[The data]
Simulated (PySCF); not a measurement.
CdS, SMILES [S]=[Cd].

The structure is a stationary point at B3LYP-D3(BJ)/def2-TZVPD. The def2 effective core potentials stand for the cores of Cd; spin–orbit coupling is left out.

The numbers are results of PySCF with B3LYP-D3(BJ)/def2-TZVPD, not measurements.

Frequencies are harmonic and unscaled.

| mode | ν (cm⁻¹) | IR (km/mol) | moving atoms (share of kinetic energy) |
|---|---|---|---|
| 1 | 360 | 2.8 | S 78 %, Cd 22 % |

[Assigned task] Write out the records once more, precisely as they stand.

[Problem solution]
Simulated (PySCF); not a measurement.
CdS, SMILES [S]=[Cd].

The structure is a stationary point at B3LYP-D3(BJ)/def2-TZVPD. The def2 effective core potentials stand for the cores of Cd; spin–orbit coupling is left out.

The numbers are results of PySCF with B3LYP-D3(BJ)/def2-TZVPD, not measurements.

Frequencies are harmonic and unscaled.

| mode | ν (cm⁻¹) | IR (km/mol) | moving atoms (share of kinetic energy) |
|---|---|---|---|
| 1 | 360 | 2.8 | S 78 %, Cd 22 % |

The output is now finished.